> **Extracted entries**
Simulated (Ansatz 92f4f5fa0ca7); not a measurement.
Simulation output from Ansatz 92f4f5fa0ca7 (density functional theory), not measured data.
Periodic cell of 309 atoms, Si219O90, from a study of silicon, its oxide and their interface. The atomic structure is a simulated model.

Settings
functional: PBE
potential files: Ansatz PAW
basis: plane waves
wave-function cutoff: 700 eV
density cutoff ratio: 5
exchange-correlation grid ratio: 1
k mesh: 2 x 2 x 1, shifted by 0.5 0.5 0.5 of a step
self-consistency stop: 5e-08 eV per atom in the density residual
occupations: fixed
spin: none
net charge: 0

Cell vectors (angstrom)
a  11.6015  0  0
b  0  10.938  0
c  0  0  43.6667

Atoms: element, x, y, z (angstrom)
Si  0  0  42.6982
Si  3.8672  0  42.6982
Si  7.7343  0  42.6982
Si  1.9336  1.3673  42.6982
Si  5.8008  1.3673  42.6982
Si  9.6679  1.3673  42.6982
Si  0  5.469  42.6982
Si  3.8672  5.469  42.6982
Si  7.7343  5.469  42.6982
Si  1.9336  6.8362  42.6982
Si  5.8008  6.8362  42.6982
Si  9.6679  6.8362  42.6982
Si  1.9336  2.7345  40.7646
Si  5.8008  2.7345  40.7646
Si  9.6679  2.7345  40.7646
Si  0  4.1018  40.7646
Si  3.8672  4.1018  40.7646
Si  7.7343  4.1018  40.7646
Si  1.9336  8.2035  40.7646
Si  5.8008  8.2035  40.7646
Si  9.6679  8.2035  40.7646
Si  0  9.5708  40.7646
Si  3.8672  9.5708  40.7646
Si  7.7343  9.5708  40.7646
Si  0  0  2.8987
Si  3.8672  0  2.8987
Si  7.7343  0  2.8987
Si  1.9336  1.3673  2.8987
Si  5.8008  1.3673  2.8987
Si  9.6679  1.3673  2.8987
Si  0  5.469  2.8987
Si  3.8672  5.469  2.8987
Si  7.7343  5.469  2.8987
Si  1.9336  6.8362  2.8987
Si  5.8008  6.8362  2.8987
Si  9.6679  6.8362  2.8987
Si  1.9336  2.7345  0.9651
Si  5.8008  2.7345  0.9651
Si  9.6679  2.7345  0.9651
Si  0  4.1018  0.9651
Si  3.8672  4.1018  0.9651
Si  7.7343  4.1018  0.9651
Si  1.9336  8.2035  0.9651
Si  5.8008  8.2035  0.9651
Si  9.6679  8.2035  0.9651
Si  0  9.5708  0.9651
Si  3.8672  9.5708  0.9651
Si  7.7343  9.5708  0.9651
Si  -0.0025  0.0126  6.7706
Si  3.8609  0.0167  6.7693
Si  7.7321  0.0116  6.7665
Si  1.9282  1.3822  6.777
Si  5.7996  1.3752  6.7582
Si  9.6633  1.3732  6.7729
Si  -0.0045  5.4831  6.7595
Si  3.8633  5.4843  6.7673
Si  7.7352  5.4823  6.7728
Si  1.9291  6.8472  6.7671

> **Work request**
The lines from the start of the entries above through the line containing "self-consistency stop: 5e-08" are the ones to return, please; copy them exactly and include both ends.

> **Answer section**
Simulated (Ansatz 92f4f5fa0ca7); not a measurement.
Simulation output from Ansatz 92f4f5fa0ca7 (density functional theory), not measured data.
Periodic cell of 309 atoms, Si219O90, from a study of silicon, its oxide and their interface. The atomic structure is a simulated model.

Settings
functional: PBE
potential files: Ansatz PAW
basis: plane waves
wave-function cutoff: 700 eV
density cutoff ratio: 5
exchange-correlation grid ratio: 1
k mesh: 2 x 2 x 1, shifted by 0.5 0.5 0.5 of a step
self-consistency stop: 5e-08 eV per atom in the density residual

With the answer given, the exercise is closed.